SUPPLIED INFORMATION:
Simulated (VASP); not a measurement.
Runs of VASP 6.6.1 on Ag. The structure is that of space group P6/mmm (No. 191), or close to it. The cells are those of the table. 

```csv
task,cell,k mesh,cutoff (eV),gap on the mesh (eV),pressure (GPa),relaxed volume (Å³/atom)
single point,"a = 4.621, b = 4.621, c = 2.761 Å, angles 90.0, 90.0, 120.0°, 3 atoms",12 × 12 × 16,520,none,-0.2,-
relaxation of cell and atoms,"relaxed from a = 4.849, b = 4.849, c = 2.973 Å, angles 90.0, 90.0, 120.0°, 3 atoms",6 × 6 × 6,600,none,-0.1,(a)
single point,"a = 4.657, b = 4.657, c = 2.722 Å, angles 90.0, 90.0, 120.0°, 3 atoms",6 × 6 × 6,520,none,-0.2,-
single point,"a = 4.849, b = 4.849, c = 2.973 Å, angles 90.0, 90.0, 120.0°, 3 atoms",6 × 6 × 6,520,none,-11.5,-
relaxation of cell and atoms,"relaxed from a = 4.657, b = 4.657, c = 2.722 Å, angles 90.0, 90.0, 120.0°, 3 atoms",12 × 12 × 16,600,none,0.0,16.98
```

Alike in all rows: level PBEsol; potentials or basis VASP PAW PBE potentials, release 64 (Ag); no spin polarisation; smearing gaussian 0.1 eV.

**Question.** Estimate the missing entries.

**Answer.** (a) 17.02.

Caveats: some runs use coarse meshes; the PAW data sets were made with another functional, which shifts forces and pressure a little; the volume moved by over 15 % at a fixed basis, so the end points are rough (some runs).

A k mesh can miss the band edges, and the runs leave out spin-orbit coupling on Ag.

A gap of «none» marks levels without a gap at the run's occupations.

WORK ORDER: Using the records above, write out exactly the lines between the one holding "the missing entries." and the one holding "A k mesh can", inclusive; leave everything else out.

SOLUTION:
**Question.** Estimate the missing entries.

**Answer.** (a) 17.02.

Caveats: some runs use coarse meshes; the PAW data sets were made with another functional, which shifts forces and pressure a little; the volume moved by over 15 % at a fixed basis, so the end points are rough (some runs).

A k mesh can miss the band edges, and the runs leave out spin-orbit coupling on Ag.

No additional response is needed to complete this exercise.